- EXCERPTED RECORDS
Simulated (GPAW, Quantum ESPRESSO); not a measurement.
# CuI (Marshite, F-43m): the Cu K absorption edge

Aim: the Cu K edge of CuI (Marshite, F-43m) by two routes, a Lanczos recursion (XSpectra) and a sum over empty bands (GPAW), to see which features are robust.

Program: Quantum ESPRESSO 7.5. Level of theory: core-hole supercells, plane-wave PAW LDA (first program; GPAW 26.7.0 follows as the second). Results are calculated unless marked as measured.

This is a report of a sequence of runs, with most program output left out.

- REQUIREMENT
Every record above needs to be returned in full, exactly.

- EXERCISE ANSWER
Simulated (GPAW, Quantum ESPRESSO); not a measurement.
# CuI (Marshite, F-43m): the Cu K absorption edge

Aim: the Cu K edge of CuI (Marshite, F-43m) by two routes, a Lanczos recursion (XSpectra) and a sum over empty bands (GPAW), to see which features are robust.

Program: Quantum ESPRESSO 7.5. Level of theory: core-hole supercells, plane-wave PAW LDA (first program; GPAW 26.7.0 follows as the second). Results are calculated unless marked as measured.

This is a report of a sequence of runs, with most program output left out.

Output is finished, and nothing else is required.